▶ _Assignment_
Somewhere below are a line with "C2H2Cl2Ge; GFN1-xTB, GBSA" and a later line with "mark near contacts.". Output exactly those lines and all lines between them.

***

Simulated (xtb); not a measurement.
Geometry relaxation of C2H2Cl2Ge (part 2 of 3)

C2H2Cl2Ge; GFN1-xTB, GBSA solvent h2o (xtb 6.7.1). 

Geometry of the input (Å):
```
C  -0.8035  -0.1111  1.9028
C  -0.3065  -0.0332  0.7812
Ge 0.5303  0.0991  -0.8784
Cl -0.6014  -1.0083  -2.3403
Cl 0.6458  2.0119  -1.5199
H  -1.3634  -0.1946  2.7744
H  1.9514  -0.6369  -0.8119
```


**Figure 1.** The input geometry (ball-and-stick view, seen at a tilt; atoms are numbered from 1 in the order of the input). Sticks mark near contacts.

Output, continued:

***

▶ _Result_
C2H2Cl2Ge; GFN1-xTB, GBSA solvent h2o (xtb 6.7.1). 

Geometry of the input (Å):
```
C  -0.8035  -0.1111  1.9028
C  -0.3065  -0.0332  0.7812
Ge 0.5303  0.0991  -0.8784
Cl -0.6014  -1.0083  -2.3403
Cl 0.6458  2.0119  -1.5199
H  -1.3634  -0.1946  2.7744
H  1.9514  -0.6369  -0.8119
```


**Figure 1.** The input geometry (ball-and-stick view, seen at a tilt; atoms are numbered from 1 in the order of the input). Sticks mark near contacts.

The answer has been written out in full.